Work item >> Only a slice of the listing below is wanted. Retype the lines from the one containing "NEB run on BSiH6Cl." through the one containing "These are results", exactly, both ends included.

Data to examine >>
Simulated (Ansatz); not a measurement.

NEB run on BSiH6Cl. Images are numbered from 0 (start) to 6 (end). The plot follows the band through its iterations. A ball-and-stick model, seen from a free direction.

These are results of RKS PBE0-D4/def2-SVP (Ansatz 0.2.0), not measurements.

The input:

Answer box >>
NEB run on BSiH6Cl. Images are numbered from 0 (start) to 6 (end). The plot follows the band through its iterations. A ball-and-stick model, seen from a free direction.

These are results of RKS PBE0-D4/def2-SVP (Ansatz 0.2.0), not measurements.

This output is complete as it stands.